╭──

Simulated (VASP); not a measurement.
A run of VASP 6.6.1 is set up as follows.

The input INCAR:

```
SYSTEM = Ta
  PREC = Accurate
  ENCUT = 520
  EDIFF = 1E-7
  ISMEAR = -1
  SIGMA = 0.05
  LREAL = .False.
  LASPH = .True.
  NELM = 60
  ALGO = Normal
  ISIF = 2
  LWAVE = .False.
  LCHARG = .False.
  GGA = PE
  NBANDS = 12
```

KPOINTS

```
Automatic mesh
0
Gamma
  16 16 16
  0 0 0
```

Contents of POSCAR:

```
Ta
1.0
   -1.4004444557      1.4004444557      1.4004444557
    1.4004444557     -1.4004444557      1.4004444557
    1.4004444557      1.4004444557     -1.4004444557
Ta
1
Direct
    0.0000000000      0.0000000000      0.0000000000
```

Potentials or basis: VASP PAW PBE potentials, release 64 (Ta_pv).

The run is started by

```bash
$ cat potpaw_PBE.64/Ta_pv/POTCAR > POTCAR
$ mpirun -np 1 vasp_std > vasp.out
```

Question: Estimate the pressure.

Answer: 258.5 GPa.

╰──

* REQUIRED ACTION
Once more, set down the full listing, verbatim.

* TASK RESULT
Simulated (VASP); not a measurement.
A run of VASP 6.6.1 is set up as follows.

The input INCAR:

```
SYSTEM = Ta
  PREC = Accurate
  ENCUT = 520
  EDIFF = 1E-7
  ISMEAR = -1
  SIGMA = 0.05
  LREAL = .False.
  LASPH = .True.
  NELM = 60
  ALGO = Normal
  ISIF = 2
  LWAVE = .False.
  LCHARG = .False.
  GGA = PE
  NBANDS = 12
```

KPOINTS

```
Automatic mesh
0
Gamma
  16 16 16
  0 0 0
```

Contents of POSCAR:

```
Ta
1.0
   -1.4004444557      1.4004444557      1.4004444557
    1.4004444557     -1.4004444557      1.4004444557
    1.4004444557      1.4004444557     -1.4004444557
Ta
1
Direct
    0.0000000000      0.0000000000      0.0000000000
```

Potentials or basis: VASP PAW PBE potentials, release 64 (Ta_pv).

The run is started by

```bash
$ cat potpaw_PBE.64/Ta_pv/POTCAR > POTCAR
$ mpirun -np 1 vasp_std > vasp.out
```

Question: Estimate the pressure.

Answer: 258.5 GPa.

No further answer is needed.